*** Block opens ***

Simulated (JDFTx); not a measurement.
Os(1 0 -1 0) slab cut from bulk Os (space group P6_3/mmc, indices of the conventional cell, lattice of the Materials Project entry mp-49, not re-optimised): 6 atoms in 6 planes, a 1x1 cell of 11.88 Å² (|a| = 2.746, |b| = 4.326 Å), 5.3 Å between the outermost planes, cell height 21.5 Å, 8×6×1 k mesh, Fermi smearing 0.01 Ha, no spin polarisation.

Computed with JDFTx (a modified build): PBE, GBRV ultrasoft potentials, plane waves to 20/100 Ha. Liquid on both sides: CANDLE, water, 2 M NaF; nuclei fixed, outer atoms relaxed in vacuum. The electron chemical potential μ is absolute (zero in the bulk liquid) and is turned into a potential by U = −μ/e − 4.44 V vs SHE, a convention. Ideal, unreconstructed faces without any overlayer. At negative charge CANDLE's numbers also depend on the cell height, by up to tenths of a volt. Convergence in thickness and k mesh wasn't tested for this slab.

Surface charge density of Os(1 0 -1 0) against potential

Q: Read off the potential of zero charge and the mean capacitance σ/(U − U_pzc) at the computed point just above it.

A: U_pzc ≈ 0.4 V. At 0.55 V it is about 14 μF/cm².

*** Block closes ***

**Required action:**
Above this instruction are the records; retype exactly the lines from the one containing "Computed with JDFTx" up to and including the one containing "Q: Read off".

**Result:**
Computed with JDFTx (a modified build): PBE, GBRV ultrasoft potentials, plane waves to 20/100 Ha. Liquid on both sides: CANDLE, water, 2 M NaF; nuclei fixed, outer atoms relaxed in vacuum. The electron chemical potential μ is absolute (zero in the bulk liquid) and is turned into a potential by U = −μ/e − 4.44 V vs SHE, a convention. Ideal, unreconstructed faces without any overlayer. At negative charge CANDLE's numbers also depend on the cell height, by up to tenths of a volt. Convergence in thickness and k mesh wasn't tested for this slab.

Surface charge density of Os(1 0 -1 0) against potential

Q: Read off the potential of zero charge and the mean capacitance σ/(U − U_pzc) at the computed point just above it.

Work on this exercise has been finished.